**Activity:** The listing that follows is to be repeated exactly.

◆ ◆ ◆
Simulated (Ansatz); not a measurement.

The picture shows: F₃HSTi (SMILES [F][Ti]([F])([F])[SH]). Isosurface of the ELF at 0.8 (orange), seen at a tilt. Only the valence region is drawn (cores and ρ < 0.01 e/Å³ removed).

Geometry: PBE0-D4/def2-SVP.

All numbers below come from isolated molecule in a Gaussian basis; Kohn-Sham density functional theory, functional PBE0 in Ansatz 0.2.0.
◆ ◆ ◆

**Exercise answer:**
Simulated (Ansatz); not a measurement.

The picture shows: F₃HSTi (SMILES [F][Ti]([F])([F])[SH]). Isosurface of the ELF at 0.8 (orange), seen at a tilt. Only the valence region is drawn (cores and ρ < 0.01 e/Å³ removed).

Geometry: PBE0-D4/def2-SVP.

All numbers below come from isolated molecule in a Gaussian basis; Kohn-Sham density functional theory, functional PBE0 in Ansatz 0.2.0.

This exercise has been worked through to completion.